**BRIEF**
Return precisely the opening lines of the listing below, ending with the line that contains "Simulated single-crystal data".

------ LISTED ENTRIES

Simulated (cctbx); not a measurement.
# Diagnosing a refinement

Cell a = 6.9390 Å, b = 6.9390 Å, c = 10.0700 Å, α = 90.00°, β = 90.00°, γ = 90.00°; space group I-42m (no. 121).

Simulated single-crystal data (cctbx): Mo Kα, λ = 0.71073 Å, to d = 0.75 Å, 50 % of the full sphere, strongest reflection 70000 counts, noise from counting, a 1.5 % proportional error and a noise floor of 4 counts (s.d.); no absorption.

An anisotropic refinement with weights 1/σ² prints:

------------

**EXERCISE SOLUTION**
Simulated (cctbx); not a measurement.
# Diagnosing a refinement

Cell a = 6.9390 Å, b = 6.9390 Å, c = 10.0700 Å, α = 90.00°, β = 90.00°, γ = 90.00°; space group I-42m (no. 121).

Simulated single-crystal data (cctbx): Mo Kα, λ = 0.71073 Å, to d = 0.75 Å, 50 % of the full sphere, strongest reflection 70000 counts, noise from counting, a 1.5 % proportional error and a noise floor of 4 counts (s.d.); no absorption.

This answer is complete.